DATA SECTION:
[Start of Attachment]
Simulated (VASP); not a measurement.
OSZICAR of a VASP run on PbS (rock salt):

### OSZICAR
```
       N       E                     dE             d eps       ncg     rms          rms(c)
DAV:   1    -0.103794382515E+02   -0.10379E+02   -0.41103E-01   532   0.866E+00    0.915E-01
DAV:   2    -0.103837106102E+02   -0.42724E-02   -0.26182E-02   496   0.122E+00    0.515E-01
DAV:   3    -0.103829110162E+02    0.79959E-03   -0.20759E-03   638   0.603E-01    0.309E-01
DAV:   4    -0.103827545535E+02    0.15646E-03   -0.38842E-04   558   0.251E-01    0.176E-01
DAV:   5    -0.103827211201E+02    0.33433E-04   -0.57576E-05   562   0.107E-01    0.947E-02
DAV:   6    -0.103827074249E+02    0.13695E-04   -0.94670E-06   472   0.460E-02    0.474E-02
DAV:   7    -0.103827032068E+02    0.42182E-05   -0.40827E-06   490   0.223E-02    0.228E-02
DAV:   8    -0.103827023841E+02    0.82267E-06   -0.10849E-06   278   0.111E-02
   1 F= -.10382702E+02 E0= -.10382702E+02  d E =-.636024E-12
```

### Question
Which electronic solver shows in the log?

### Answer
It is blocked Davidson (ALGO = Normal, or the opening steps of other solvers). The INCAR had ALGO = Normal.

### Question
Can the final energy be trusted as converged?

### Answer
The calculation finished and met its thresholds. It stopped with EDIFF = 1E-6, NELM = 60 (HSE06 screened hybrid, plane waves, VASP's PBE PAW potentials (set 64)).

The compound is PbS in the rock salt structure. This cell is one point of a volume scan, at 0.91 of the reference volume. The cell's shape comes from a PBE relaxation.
[End of Attachment]

BRIEF:
Once you have read the entries, write them out again without altering a single character.

TASK ANSWER:
Simulated (VASP); not a measurement.
OSZICAR of a VASP run on PbS (rock salt):

### OSZICAR
```
       N       E                     dE             d eps       ncg     rms          rms(c)
DAV:   1    -0.103794382515E+02   -0.10379E+02   -0.41103E-01   532   0.866E+00    0.915E-01
DAV:   2    -0.103837106102E+02   -0.42724E-02   -0.26182E-02   496   0.122E+00    0.515E-01
DAV:   3    -0.103829110162E+02    0.79959E-03   -0.20759E-03   638   0.603E-01    0.309E-01
DAV:   4    -0.103827545535E+02    0.15646E-03   -0.38842E-04   558   0.251E-01    0.176E-01
DAV:   5    -0.103827211201E+02    0.33433E-04   -0.57576E-05   562   0.107E-01    0.947E-02
DAV:   6    -0.103827074249E+02    0.13695E-04   -0.94670E-06   472   0.460E-02    0.474E-02
DAV:   7    -0.103827032068E+02    0.42182E-05   -0.40827E-06   490   0.223E-02    0.228E-02
DAV:   8    -0.103827023841E+02    0.82267E-06   -0.10849E-06   278   0.111E-02
   1 F= -.10382702E+02 E0= -.10382702E+02  d E =-.636024E-12
```

### Question
Which electronic solver shows in the log?

### Answer
It is blocked Davidson (ALGO = Normal, or the opening steps of other solvers). The INCAR had ALGO = Normal.

### Question
Can the final energy be trusted as converged?

### Answer
The calculation finished and met its thresholds. It stopped with EDIFF = 1E-6, NELM = 60 (HSE06 screened hybrid, plane waves, VASP's PBE PAW potentials (set 64)).

The compound is PbS in the rock salt structure. This cell is one point of a volume scan, at 0.91 of the reference volume. The cell's shape comes from a PBE relaxation.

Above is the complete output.